Action item: Locate the line bearing "the host's cell**" in the material below, then reproduce it and each following line up to and including the line bearing "All numbers are".

Extracted data:
[Start of section]
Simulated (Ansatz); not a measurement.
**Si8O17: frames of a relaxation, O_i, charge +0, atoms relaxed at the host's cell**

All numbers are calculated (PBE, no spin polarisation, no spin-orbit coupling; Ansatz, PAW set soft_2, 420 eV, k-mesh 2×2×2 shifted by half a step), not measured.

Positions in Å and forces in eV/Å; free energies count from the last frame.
[End of section]

Task result:
**Si8O17: frames of a relaxation, O_i, charge +0, atoms relaxed at the host's cell**

All numbers are calculated (PBE, no spin polarisation, no spin-orbit coupling; Ansatz, PAW set soft_2, 420 eV, k-mesh 2×2×2 shifted by half a step), not measured.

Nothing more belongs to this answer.